* **TASK ITEM**: Output, without any change, the listing below from its opening line up to and including the line with "did it gain?**".

* **DATASET RECORDS**:
»»

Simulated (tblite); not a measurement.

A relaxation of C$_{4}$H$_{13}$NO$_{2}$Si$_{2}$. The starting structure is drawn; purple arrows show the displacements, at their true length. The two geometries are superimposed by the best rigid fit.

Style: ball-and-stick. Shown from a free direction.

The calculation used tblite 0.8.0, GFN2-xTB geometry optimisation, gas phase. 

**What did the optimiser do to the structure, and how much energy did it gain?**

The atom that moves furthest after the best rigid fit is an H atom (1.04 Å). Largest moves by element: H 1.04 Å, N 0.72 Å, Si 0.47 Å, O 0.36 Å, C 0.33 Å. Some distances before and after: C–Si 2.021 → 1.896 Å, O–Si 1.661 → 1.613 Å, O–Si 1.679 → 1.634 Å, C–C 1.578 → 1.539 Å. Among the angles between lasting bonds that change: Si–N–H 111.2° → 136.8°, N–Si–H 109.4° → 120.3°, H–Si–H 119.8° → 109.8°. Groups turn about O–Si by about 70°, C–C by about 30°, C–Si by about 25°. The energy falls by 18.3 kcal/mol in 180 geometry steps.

««

* **TASK RESPONSE**:
Simulated (tblite); not a measurement.

A relaxation of C$_{4}$H$_{13}$NO$_{2}$Si$_{2}$. The starting structure is drawn; purple arrows show the displacements, at their true length. The two geometries are superimposed by the best rigid fit.

Style: ball-and-stick. Shown from a free direction.

The calculation used tblite 0.8.0, GFN2-xTB geometry optimisation, gas phase. 

**What did the optimiser do to the structure, and how much energy did it gain?**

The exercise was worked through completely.